__Work order__
Extract the full listing below without altering a single character.

__Stored data__
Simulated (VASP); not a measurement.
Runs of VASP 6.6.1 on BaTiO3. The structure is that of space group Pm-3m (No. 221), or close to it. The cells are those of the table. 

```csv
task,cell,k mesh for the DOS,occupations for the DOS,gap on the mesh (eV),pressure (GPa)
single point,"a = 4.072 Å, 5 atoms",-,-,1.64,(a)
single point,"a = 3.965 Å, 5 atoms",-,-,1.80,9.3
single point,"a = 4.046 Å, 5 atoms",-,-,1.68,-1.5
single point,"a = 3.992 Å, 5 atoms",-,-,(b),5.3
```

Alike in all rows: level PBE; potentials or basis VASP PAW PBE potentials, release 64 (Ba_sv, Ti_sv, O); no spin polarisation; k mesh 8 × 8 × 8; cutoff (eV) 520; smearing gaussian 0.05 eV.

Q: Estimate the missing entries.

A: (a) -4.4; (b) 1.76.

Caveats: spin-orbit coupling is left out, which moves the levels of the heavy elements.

__Worked solution__
Simulated (VASP); not a measurement.
Runs of VASP 6.6.1 on BaTiO3. The structure is that of space group Pm-3m (No. 221), or close to it. The cells are those of the table. 

```csv
task,cell,k mesh for the DOS,occupations for the DOS,gap on the mesh (eV),pressure (GPa)
single point,"a = 4.072 Å, 5 atoms",-,-,1.64,(a)
single point,"a = 3.965 Å, 5 atoms",-,-,1.80,9.3
single point,"a = 4.046 Å, 5 atoms",-,-,1.68,-1.5
single point,"a = 3.992 Å, 5 atoms",-,-,(b),5.3
```

Alike in all rows: level PBE; potentials or basis VASP PAW PBE potentials, release 64 (Ba_sv, Ti_sv, O); no spin polarisation; k mesh 8 × 8 × 8; cutoff (eV) 520; smearing gaussian 0.05 eV.

Q: Estimate the missing entries.

A: (a) -4.4; (b) 1.76.

Caveats: spin-orbit coupling is left out, which moves the levels of the heavy elements.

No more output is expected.